Your answer must be an exact copy of the listing below.

==============================
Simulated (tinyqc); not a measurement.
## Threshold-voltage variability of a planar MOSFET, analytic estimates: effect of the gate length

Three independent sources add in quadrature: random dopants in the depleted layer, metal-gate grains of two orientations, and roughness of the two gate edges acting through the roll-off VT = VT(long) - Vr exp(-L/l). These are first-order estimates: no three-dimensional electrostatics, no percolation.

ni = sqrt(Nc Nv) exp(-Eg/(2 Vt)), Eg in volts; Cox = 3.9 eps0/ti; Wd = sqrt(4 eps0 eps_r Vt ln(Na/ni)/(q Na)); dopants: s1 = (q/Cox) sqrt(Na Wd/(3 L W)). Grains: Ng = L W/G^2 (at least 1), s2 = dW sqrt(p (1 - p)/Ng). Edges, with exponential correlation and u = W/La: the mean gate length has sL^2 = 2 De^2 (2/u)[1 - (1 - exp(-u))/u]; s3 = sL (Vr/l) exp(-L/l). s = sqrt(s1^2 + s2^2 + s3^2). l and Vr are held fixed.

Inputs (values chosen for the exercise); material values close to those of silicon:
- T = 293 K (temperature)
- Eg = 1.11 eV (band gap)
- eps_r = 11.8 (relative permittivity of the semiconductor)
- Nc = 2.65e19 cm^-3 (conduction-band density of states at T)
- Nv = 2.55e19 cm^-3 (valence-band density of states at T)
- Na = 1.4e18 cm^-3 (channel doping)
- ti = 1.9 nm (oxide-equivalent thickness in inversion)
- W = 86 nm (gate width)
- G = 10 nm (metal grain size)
==============================

* Solution *
Simulated (tinyqc); not a measurement.
## Threshold-voltage variability of a planar MOSFET, analytic estimates: effect of the gate length

Three independent sources add in quadrature: random dopants in the depleted layer, metal-gate grains of two orientations, and roughness of the two gate edges acting through the roll-off VT = VT(long) - Vr exp(-L/l). These are first-order estimates: no three-dimensional electrostatics, no percolation.

ni = sqrt(Nc Nv) exp(-Eg/(2 Vt)), Eg in volts; Cox = 3.9 eps0/ti; Wd = sqrt(4 eps0 eps_r Vt ln(Na/ni)/(q Na)); dopants: s1 = (q/Cox) sqrt(Na Wd/(3 L W)). Grains: Ng = L W/G^2 (at least 1), s2 = dW sqrt(p (1 - p)/Ng). Edges, with exponential correlation and u = W/La: the mean gate length has sL^2 = 2 De^2 (2/u)[1 - (1 - exp(-u))/u]; s3 = sL (Vr/l) exp(-L/l). s = sqrt(s1^2 + s2^2 + s3^2). l and Vr are held fixed.

Inputs (values chosen for the exercise); material values close to those of silicon:
- T = 293 K (temperature)
- Eg = 1.11 eV (band gap)
- eps_r = 11.8 (relative permittivity of the semiconductor)
- Nc = 2.65e19 cm^-3 (conduction-band density of states at T)
- Nv = 2.55e19 cm^-3 (valence-band density of states at T)
- Na = 1.4e18 cm^-3 (channel doping)
- ti = 1.9 nm (oxide-equivalent thickness in inversion)
- W = 86 nm (gate width)
- G = 10 nm (metal grain size)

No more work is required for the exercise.